(Dataset)
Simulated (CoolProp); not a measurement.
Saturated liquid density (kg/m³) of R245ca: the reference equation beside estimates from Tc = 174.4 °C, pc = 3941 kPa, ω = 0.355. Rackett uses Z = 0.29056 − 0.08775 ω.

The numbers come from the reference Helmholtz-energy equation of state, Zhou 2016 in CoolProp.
(End Dataset)

The records above, in their entirety, need to be set down again exactly.

- **Answer box**:
Simulated (CoolProp); not a measurement.
Saturated liquid density (kg/m³) of R245ca: the reference equation beside estimates from Tc = 174.4 °C, pc = 3941 kPa, ω = 0.355. Rackett uses Z = 0.29056 − 0.08775 ω.

The numbers come from the reference Helmholtz-energy equation of state, Zhou 2016 in CoolProp.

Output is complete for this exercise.